Brief
All lines from the start of the listing below through the line containing "Cell from Materials" are to be written out again exactly, and no others.

Provided material
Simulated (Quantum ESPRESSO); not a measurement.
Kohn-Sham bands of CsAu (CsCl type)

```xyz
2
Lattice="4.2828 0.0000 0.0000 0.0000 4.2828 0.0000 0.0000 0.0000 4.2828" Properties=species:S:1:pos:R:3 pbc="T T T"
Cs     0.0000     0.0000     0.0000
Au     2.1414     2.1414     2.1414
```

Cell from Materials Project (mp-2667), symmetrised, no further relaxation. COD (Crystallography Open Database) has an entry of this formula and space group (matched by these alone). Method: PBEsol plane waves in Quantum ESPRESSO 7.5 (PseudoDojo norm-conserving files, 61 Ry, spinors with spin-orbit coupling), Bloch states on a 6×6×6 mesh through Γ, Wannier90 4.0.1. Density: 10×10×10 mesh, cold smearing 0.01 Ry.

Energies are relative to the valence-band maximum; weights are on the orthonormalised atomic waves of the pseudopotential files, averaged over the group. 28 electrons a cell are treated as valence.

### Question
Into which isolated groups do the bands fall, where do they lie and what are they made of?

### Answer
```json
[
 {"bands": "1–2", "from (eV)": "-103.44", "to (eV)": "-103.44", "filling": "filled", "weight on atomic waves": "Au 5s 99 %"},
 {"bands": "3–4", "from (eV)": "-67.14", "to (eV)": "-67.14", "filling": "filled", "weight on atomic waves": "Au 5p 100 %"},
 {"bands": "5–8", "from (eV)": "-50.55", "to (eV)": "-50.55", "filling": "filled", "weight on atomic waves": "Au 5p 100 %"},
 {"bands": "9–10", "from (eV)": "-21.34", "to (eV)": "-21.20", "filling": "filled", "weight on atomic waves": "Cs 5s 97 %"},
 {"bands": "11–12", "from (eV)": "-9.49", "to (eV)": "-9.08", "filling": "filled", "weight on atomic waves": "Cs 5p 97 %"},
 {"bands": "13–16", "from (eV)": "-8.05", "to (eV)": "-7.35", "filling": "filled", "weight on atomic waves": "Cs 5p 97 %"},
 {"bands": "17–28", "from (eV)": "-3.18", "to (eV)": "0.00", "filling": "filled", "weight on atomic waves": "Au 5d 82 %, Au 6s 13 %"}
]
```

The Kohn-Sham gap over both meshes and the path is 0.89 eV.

Solution
Simulated (Quantum ESPRESSO); not a measurement.
Kohn-Sham bands of CsAu (CsCl type)

```xyz
2
Lattice="4.2828 0.0000 0.0000 0.0000 4.2828 0.0000 0.0000 0.0000 4.2828" Properties=species:S:1:pos:R:3 pbc="T T T"
Cs     0.0000     0.0000     0.0000
Au     2.1414     2.1414     2.1414
```

Cell from Materials Project (mp-2667), symmetrised, no further relaxation. COD (Crystallography Open Database) has an entry of this formula and space group (matched by these alone). Method: PBEsol plane waves in Quantum ESPRESSO 7.5 (PseudoDojo norm-conserving files, 61 Ry, spinors with spin-orbit coupling), Bloch states on a 6×6×6 mesh through Γ, Wannier90 4.0.1. Density: 10×10×10 mesh, cold smearing 0.01 Ry.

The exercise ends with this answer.